## AVAILABLE DATA

________________________________________

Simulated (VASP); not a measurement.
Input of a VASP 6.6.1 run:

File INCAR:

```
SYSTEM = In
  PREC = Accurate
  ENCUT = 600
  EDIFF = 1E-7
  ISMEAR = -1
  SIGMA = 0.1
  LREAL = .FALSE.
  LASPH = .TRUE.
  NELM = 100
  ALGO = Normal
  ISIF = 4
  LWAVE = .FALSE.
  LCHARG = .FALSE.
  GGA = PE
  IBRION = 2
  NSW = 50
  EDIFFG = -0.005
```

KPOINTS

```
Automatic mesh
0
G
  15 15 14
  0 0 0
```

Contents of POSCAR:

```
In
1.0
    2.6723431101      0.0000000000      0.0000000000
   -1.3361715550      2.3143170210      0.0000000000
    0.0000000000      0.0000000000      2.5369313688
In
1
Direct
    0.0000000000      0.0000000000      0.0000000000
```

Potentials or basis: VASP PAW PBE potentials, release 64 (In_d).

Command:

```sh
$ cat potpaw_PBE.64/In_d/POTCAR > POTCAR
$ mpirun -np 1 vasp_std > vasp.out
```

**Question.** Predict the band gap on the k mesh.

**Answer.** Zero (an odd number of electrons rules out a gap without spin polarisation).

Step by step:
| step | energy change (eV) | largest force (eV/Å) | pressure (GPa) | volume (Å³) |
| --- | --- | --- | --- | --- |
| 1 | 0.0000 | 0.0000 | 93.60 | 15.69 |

________________________________________

## WORK TASK
The reply should hold only the lines from the first line of the listing above through the line with "without spin polarisation).", each copied exactly.

## WORKED SOLUTION
Simulated (VASP); not a measurement.
Input of a VASP 6.6.1 run:

File INCAR:

```
SYSTEM = In
  PREC = Accurate
  ENCUT = 600
  EDIFF = 1E-7
  ISMEAR = -1
  SIGMA = 0.1
  LREAL = .FALSE.
  LASPH = .TRUE.
  NELM = 100
  ALGO = Normal
  ISIF = 4
  LWAVE = .FALSE.
  LCHARG = .FALSE.
  GGA = PE
  IBRION = 2
  NSW = 50
  EDIFFG = -0.005
```

KPOINTS

```
Automatic mesh
0
G
  15 15 14
  0 0 0
```

Contents of POSCAR:

```
In
1.0
    2.6723431101      0.0000000000      0.0000000000
   -1.3361715550      2.3143170210      0.0000000000
    0.0000000000      0.0000000000      2.5369313688
In
1
Direct
    0.0000000000      0.0000000000      0.0000000000
```

Potentials or basis: VASP PAW PBE potentials, release 64 (In_d).

Command:

```sh
$ cat potpaw_PBE.64/In_d/POTCAR > POTCAR
$ mpirun -np 1 vasp_std > vasp.out
```

**Question.** Predict the band gap on the k mesh.

**Answer.** Zero (an odd number of electrons rules out a gap without spin polarisation).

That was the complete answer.